SOURCE MATERIAL section start

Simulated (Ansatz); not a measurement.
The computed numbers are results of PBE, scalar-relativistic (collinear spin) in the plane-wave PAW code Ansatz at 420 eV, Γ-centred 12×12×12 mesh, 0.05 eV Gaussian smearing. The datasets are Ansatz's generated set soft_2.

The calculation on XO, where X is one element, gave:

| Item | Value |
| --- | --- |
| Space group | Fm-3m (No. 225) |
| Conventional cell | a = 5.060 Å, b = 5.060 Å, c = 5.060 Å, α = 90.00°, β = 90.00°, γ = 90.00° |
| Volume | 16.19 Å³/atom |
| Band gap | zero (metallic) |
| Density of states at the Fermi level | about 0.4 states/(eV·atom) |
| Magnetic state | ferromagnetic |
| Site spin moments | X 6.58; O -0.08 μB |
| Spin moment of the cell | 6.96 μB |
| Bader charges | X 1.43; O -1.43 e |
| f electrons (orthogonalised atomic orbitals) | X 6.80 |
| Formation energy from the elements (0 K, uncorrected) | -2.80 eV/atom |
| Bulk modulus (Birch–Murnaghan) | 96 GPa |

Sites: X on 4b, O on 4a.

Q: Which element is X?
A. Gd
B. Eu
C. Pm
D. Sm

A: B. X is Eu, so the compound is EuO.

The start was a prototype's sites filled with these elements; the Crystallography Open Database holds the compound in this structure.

SOURCE MATERIAL section end

_ASSIGNMENT_: The full listing is to be restated word for word.

_EXERCISE OUTPUT_:
Simulated (Ansatz); not a measurement.
The computed numbers are results of PBE, scalar-relativistic (collinear spin) in the plane-wave PAW code Ansatz at 420 eV, Γ-centred 12×12×12 mesh, 0.05 eV Gaussian smearing. The datasets are Ansatz's generated set soft_2.

The calculation on XO, where X is one element, gave:

| Item | Value |
| --- | --- |
| Space group | Fm-3m (No. 225) |
| Conventional cell | a = 5.060 Å, b = 5.060 Å, c = 5.060 Å, α = 90.00°, β = 90.00°, γ = 90.00° |
| Volume | 16.19 Å³/atom |
| Band gap | zero (metallic) |
| Density of states at the Fermi level | about 0.4 states/(eV·atom) |
| Magnetic state | ferromagnetic |
| Site spin moments | X 6.58; O -0.08 μB |
| Spin moment of the cell | 6.96 μB |
| Bader charges | X 1.43; O -1.43 e |
| f electrons (orthogonalised atomic orbitals) | X 6.80 |
| Formation energy from the elements (0 K, uncorrected) | -2.80 eV/atom |
| Bulk modulus (Birch–Murnaghan) | 96 GPa |

Sites: X on 4b, O on 4a.

Q: Which element is X?
A. Gd
B. Eu
C. Pm
D. Sm

A: B. X is Eu, so the compound is EuO.

The start was a prototype's sites filled with these elements; the Crystallography Open Database holds the compound in this structure.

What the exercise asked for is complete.